-- WORK ITEM --
Please reproduce every entry, keeping each one exact.

-- DATASET RECORDS --
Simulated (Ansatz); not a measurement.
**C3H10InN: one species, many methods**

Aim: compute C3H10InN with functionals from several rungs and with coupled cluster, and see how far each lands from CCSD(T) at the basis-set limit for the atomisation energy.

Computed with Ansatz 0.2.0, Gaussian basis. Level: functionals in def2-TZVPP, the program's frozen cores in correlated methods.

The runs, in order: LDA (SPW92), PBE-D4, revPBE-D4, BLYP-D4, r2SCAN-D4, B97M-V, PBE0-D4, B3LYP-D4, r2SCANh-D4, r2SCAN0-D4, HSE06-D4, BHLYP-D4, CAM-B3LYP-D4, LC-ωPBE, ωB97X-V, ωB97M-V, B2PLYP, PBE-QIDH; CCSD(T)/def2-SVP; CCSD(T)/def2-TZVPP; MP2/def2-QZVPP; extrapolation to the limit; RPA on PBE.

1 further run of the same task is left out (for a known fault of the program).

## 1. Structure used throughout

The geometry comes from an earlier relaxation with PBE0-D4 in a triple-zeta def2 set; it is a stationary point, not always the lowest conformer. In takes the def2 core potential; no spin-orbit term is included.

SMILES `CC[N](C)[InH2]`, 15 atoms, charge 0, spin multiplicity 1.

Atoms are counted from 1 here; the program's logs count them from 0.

-- EXPECTED ANSWER --
Simulated (Ansatz); not a measurement.
**C3H10InN: one species, many methods**

Aim: compute C3H10InN with functionals from several rungs and with coupled cluster, and see how far each lands from CCSD(T) at the basis-set limit for the atomisation energy.

Computed with Ansatz 0.2.0, Gaussian basis. Level: functionals in def2-TZVPP, the program's frozen cores in correlated methods.

The runs, in order: LDA (SPW92), PBE-D4, revPBE-D4, BLYP-D4, r2SCAN-D4, B97M-V, PBE0-D4, B3LYP-D4, r2SCANh-D4, r2SCAN0-D4, HSE06-D4, BHLYP-D4, CAM-B3LYP-D4, LC-ωPBE, ωB97X-V, ωB97M-V, B2PLYP, PBE-QIDH; CCSD(T)/def2-SVP; CCSD(T)/def2-TZVPP; MP2/def2-QZVPP; extrapolation to the limit; RPA on PBE.

1 further run of the same task is left out (for a known fault of the program).

## 1. Structure used throughout

The geometry comes from an earlier relaxation with PBE0-D4 in a triple-zeta def2 set; it is a stationary point, not always the lowest conformer. In takes the def2 core potential; no spin-orbit term is included.

SMILES `CC[N](C)[InH2]`, 15 atoms, charge 0, spin multiplicity 1.

Atoms are counted from 1 here; the program's logs count them from 0.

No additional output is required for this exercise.